§ Activity
Lines from the top of the entries down to the line with "width 0.1 eV |" must be set down exactly as they stand, with both ends retained.

§ Input data
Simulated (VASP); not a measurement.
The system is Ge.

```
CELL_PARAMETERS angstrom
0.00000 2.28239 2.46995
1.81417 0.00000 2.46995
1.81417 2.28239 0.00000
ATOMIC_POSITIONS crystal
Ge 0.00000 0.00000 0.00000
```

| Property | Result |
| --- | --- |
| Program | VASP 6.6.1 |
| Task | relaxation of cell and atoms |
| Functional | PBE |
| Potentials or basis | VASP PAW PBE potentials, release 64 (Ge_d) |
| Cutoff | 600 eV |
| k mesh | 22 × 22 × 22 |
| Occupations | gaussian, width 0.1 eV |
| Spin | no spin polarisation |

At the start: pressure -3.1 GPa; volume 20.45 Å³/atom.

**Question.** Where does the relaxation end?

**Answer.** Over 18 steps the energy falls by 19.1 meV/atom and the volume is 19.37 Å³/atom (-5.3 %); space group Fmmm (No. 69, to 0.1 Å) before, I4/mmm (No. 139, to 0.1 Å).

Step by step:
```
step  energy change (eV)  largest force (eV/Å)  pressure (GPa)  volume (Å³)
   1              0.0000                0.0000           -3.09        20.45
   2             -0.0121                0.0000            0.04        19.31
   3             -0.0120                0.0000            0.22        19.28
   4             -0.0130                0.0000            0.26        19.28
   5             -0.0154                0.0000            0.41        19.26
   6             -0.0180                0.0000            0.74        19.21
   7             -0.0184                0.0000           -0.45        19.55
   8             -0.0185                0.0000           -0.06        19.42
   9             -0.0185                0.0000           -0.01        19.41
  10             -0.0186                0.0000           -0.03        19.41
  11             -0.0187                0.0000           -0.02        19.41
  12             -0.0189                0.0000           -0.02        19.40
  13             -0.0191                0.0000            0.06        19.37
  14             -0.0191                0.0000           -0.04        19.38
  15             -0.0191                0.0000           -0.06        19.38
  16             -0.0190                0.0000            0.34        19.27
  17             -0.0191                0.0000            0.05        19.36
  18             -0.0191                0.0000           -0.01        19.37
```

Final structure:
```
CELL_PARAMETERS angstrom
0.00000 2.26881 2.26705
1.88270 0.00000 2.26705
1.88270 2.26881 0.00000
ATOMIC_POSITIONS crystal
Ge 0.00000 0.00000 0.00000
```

§ Your solution
Simulated (VASP); not a measurement.
The system is Ge.

```
CELL_PARAMETERS angstrom
0.00000 2.28239 2.46995
1.81417 0.00000 2.46995
1.81417 2.28239 0.00000
ATOMIC_POSITIONS crystal
Ge 0.00000 0.00000 0.00000
```

| Property | Result |
| --- | --- |
| Program | VASP 6.6.1 |
| Task | relaxation of cell and atoms |
| Functional | PBE |
| Potentials or basis | VASP PAW PBE potentials, release 64 (Ge_d) |
| Cutoff | 600 eV |
| k mesh | 22 × 22 × 22 |
| Occupations | gaussian, width 0.1 eV |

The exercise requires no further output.